**EXERCISE:** Beginning at the top of the listing, repeat each line exactly until the line with "In4 | 0.000 | 0.000 | -0.013 |" has been repeated too.

**DATASET RECORDS:**
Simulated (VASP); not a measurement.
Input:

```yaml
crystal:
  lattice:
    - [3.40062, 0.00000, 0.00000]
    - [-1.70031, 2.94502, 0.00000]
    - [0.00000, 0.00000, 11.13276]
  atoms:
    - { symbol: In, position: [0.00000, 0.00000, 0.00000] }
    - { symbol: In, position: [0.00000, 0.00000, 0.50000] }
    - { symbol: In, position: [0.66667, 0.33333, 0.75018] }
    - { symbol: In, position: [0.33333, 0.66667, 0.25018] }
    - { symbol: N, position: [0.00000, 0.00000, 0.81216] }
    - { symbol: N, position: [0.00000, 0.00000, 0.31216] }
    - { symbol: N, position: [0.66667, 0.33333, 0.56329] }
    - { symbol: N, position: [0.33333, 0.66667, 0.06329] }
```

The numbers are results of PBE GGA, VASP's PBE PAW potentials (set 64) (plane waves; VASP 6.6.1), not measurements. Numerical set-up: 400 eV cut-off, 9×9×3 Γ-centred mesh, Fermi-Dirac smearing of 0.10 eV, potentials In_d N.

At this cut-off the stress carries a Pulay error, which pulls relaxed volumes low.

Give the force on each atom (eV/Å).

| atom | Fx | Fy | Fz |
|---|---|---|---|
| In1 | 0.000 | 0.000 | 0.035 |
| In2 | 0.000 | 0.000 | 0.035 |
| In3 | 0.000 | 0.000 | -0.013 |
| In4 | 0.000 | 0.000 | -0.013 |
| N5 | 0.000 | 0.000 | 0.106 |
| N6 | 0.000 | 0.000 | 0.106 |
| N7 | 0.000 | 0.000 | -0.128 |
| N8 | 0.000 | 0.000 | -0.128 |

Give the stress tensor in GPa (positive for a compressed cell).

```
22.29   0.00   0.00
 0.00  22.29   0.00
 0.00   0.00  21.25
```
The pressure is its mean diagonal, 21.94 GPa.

**TASK ANSWER:**
Simulated (VASP); not a measurement.
Input:

```yaml
crystal:
  lattice:
    - [3.40062, 0.00000, 0.00000]
    - [-1.70031, 2.94502, 0.00000]
    - [0.00000, 0.00000, 11.13276]
  atoms:
    - { symbol: In, position: [0.00000, 0.00000, 0.00000] }
    - { symbol: In, position: [0.00000, 0.00000, 0.50000] }
    - { symbol: In, position: [0.66667, 0.33333, 0.75018] }
    - { symbol: In, position: [0.33333, 0.66667, 0.25018] }
    - { symbol: N, position: [0.00000, 0.00000, 0.81216] }
    - { symbol: N, position: [0.00000, 0.00000, 0.31216] }
    - { symbol: N, position: [0.66667, 0.33333, 0.56329] }
    - { symbol: N, position: [0.33333, 0.66667, 0.06329] }
```

The numbers are results of PBE GGA, VASP's PBE PAW potentials (set 64) (plane waves; VASP 6.6.1), not measurements. Numerical set-up: 400 eV cut-off, 9×9×3 Γ-centred mesh, Fermi-Dirac smearing of 0.10 eV, potentials In_d N.

At this cut-off the stress carries a Pulay error, which pulls relaxed volumes low.

Give the force on each atom (eV/Å).

| atom | Fx | Fy | Fz |
|---|---|---|---|
| In1 | 0.000 | 0.000 | 0.035 |
| In2 | 0.000 | 0.000 | 0.035 |
| In3 | 0.000 | 0.000 | -0.013 |
| In4 | 0.000 | 0.000 | -0.013 |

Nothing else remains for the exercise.